[Information supplied]
Segment Open

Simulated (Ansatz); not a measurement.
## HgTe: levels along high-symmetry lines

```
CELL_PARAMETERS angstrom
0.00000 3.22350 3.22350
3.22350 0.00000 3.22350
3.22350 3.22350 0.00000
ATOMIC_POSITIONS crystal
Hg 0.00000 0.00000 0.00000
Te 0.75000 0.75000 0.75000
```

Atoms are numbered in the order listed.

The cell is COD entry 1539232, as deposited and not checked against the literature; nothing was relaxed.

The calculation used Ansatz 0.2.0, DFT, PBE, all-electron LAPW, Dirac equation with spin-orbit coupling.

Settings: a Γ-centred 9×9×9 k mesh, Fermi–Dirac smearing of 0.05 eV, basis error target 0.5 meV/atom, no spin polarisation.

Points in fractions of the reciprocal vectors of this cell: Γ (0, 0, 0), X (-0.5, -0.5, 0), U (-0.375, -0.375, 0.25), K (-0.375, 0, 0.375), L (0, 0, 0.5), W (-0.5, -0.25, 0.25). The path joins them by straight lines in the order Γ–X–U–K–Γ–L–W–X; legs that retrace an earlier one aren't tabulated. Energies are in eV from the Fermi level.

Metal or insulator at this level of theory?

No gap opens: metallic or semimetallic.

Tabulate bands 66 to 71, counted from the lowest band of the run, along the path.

Segment Closed

[Action item] Please print each entry once more, exactly as it reads.

[Solution]
Simulated (Ansatz); not a measurement.
## HgTe: levels along high-symmetry lines

```
CELL_PARAMETERS angstrom
0.00000 3.22350 3.22350
3.22350 0.00000 3.22350
3.22350 3.22350 0.00000
ATOMIC_POSITIONS crystal
Hg 0.00000 0.00000 0.00000
Te 0.75000 0.75000 0.75000
```

Atoms are numbered in the order listed.

The cell is COD entry 1539232, as deposited and not checked against the literature; nothing was relaxed.

The calculation used Ansatz 0.2.0, DFT, PBE, all-electron LAPW, Dirac equation with spin-orbit coupling.

Settings: a Γ-centred 9×9×9 k mesh, Fermi–Dirac smearing of 0.05 eV, basis error target 0.5 meV/atom, no spin polarisation.

Points in fractions of the reciprocal vectors of this cell: Γ (0, 0, 0), X (-0.5, -0.5, 0), U (-0.375, -0.375, 0.25), K (-0.375, 0, 0.375), L (0, 0, 0.5), W (-0.5, -0.25, 0.25). The path joins them by straight lines in the order Γ–X–U–K–Γ–L–W–X; legs that retrace an earlier one aren't tabulated. Energies are in eV from the Fermi level.

Metal or insulator at this level of theory?

No gap opens: metallic or semimetallic.

Tabulate bands 66 to 71, counted from the lowest band of the run, along the path.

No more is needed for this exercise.